Print the listing in full, keeping every line exactly as it is.

____________________

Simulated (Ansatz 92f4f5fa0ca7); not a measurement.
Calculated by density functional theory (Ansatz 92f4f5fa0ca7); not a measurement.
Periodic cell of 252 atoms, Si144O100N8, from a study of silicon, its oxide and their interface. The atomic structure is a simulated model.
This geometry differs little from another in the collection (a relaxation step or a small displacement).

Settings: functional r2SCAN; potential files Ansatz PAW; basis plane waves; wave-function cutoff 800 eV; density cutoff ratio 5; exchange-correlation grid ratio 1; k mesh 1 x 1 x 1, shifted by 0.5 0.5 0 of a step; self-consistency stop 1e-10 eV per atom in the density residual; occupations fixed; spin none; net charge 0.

____________________

→ Your solution:
Simulated (Ansatz 92f4f5fa0ca7); not a measurement.
Calculated by density functional theory (Ansatz 92f4f5fa0ca7); not a measurement.
Periodic cell of 252 atoms, Si144O100N8, from a study of silicon, its oxide and their interface. The atomic structure is a simulated model.
This geometry differs little from another in the collection (a relaxation step or a small displacement).

Settings: functional r2SCAN; potential files Ansatz PAW; basis plane waves; wave-function cutoff 800 eV; density cutoff ratio 5; exchange-correlation grid ratio 1; k mesh 1 x 1 x 1, shifted by 0.5 0.5 0 of a step; self-consistency stop 1e-10 eV per atom in the density residual; occupations fixed; spin none; net charge 0.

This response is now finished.